========

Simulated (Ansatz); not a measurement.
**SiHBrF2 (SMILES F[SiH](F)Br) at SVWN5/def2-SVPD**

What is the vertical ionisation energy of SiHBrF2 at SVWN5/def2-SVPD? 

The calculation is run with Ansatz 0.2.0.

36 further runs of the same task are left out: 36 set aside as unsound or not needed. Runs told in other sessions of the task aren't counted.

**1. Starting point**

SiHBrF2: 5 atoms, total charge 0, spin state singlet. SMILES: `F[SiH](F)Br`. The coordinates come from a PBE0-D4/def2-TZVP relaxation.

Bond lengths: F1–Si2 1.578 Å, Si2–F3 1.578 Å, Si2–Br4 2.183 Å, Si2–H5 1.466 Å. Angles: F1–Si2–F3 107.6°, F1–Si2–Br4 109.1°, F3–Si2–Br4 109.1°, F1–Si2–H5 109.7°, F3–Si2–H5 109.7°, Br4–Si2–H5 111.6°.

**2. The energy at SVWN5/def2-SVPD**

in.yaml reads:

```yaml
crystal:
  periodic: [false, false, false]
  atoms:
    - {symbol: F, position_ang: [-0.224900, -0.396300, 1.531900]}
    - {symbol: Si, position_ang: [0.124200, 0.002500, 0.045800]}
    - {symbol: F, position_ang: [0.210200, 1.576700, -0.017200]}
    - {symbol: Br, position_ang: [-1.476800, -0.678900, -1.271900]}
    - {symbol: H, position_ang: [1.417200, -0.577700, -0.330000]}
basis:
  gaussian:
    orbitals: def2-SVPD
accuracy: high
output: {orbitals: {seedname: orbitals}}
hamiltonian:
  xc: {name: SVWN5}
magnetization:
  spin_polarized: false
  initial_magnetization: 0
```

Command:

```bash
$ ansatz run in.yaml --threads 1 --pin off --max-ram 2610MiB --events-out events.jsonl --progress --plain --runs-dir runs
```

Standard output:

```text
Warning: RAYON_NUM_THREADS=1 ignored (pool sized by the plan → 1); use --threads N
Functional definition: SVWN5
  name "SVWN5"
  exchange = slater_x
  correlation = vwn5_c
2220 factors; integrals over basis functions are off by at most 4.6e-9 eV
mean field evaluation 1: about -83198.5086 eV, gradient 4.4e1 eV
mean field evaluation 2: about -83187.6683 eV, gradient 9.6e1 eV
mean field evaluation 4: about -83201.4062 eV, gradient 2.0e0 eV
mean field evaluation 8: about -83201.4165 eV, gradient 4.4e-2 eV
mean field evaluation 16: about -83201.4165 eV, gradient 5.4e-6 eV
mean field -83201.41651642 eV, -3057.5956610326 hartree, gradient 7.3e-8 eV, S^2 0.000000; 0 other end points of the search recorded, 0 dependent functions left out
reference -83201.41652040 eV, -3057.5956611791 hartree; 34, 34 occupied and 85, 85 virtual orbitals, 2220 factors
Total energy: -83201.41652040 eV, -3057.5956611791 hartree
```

========

▶ [Work request] Your task for the entries above: copy exactly the span starting with the line with "F[SiH](F)Br) at SVWN5/def2-SVPD**" and going on through the line with "SiHBrF2: 5 atoms, total", both lines included, and nothing else.

▶ [Problem solution]
**SiHBrF2 (SMILES F[SiH](F)Br) at SVWN5/def2-SVPD**

What is the vertical ionisation energy of SiHBrF2 at SVWN5/def2-SVPD? 

The calculation is run with Ansatz 0.2.0.

36 further runs of the same task are left out: 36 set aside as unsound or not needed. Runs told in other sessions of the task aren't counted.

**1. Starting point**

SiHBrF2: 5 atoms, total charge 0, spin state singlet. SMILES: `F[SiH](F)Br`. The coordinates come from a PBE0-D4/def2-TZVP relaxation.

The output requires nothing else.